| Activity |
Copy out the data below verbatim.

----- Information given -----

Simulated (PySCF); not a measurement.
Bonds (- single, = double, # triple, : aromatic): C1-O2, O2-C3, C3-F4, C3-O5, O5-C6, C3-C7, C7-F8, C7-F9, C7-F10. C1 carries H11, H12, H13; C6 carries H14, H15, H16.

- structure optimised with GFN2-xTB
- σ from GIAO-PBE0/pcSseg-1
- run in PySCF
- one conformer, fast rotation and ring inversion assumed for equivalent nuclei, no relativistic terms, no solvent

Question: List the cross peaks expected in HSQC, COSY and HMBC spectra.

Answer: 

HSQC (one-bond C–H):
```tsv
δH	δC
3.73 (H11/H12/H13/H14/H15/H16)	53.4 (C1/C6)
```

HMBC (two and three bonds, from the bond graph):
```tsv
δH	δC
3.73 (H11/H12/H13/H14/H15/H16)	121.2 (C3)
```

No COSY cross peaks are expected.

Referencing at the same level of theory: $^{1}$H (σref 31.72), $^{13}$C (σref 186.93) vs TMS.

-----

| Exercise response |
Simulated (PySCF); not a measurement.
Bonds (- single, = double, # triple, : aromatic): C1-O2, O2-C3, C3-F4, C3-O5, O5-C6, C3-C7, C7-F8, C7-F9, C7-F10. C1 carries H11, H12, H13; C6 carries H14, H15, H16.

- structure optimised with GFN2-xTB
- σ from GIAO-PBE0/pcSseg-1
- run in PySCF
- one conformer, fast rotation and ring inversion assumed for equivalent nuclei, no relativistic terms, no solvent

Question: List the cross peaks expected in HSQC, COSY and HMBC spectra.

Answer: 

HSQC (one-bond C–H):
```tsv
δH	δC
3.73 (H11/H12/H13/H14/H15/H16)	53.4 (C1/C6)
```

HMBC (two and three bonds, from the bond graph):
```tsv
δH	δC
3.73 (H11/H12/H13/H14/H15/H16)	121.2 (C3)
```

No COSY cross peaks are expected.

Referencing at the same level of theory: $^{1}$H (σref 31.72), $^{13}$C (σref 186.93) vs TMS.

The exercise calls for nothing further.